- Work order -
Each line of the listing should be reproduced exactly.

- Material supplied -
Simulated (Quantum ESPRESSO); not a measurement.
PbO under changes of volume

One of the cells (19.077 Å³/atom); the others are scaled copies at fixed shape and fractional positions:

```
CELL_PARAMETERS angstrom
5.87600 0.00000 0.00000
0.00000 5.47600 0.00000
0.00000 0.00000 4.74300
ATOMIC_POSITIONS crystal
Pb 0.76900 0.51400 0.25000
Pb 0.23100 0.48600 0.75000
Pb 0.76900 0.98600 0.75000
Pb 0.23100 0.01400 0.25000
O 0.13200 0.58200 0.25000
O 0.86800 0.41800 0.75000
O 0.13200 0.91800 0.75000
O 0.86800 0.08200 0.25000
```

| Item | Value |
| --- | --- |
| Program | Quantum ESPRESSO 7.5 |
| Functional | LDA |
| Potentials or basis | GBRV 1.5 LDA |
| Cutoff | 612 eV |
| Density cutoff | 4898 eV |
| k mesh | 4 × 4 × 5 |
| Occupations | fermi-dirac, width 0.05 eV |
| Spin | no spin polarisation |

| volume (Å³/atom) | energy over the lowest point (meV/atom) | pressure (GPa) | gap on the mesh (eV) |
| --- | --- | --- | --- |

- Reply -
Simulated (Quantum ESPRESSO); not a measurement.
PbO under changes of volume

One of the cells (19.077 Å³/atom); the others are scaled copies at fixed shape and fractional positions:

```
CELL_PARAMETERS angstrom
5.87600 0.00000 0.00000
0.00000 5.47600 0.00000
0.00000 0.00000 4.74300
ATOMIC_POSITIONS crystal
Pb 0.76900 0.51400 0.25000
Pb 0.23100 0.48600 0.75000
Pb 0.76900 0.98600 0.75000
Pb 0.23100 0.01400 0.25000
O 0.13200 0.58200 0.25000
O 0.86800 0.41800 0.75000
O 0.13200 0.91800 0.75000
O 0.86800 0.08200 0.25000
```

| Item | Value |
| --- | --- |
| Program | Quantum ESPRESSO 7.5 |
| Functional | LDA |
| Potentials or basis | GBRV 1.5 LDA |
| Cutoff | 612 eV |
| Density cutoff | 4898 eV |
| k mesh | 4 × 4 × 5 |
| Occupations | fermi-dirac, width 0.05 eV |
| Spin | no spin polarisation |

| volume (Å³/atom) | energy over the lowest point (meV/atom) | pressure (GPa) | gap on the mesh (eV) |
| --- | --- | --- | --- |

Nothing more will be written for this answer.